Content starts
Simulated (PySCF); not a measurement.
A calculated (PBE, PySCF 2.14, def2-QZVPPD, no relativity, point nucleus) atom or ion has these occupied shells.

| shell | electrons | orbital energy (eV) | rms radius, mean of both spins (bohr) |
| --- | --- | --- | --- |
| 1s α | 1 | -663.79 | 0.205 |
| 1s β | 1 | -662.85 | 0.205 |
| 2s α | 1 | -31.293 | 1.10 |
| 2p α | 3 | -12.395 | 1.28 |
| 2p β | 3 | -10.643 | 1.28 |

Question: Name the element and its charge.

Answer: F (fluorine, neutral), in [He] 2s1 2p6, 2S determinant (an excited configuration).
Content ends

*Brief:*
The required output is the entries from their opening line through the line holding "Question: Name the element and its charge.", repeated exactly, with both end lines kept.

*Task solution:*
Simulated (PySCF); not a measurement.
A calculated (PBE, PySCF 2.14, def2-QZVPPD, no relativity, point nucleus) atom or ion has these occupied shells.

| shell | electrons | orbital energy (eV) | rms radius, mean of both spins (bohr) |
| --- | --- | --- | --- |
| 1s α | 1 | -663.79 | 0.205 |
| 1s β | 1 | -662.85 | 0.205 |
| 2s α | 1 | -31.293 | 1.10 |
| 2p α | 3 | -12.395 | 1.28 |
| 2p β | 3 | -10.643 | 1.28 |

Question: Name the element and its charge.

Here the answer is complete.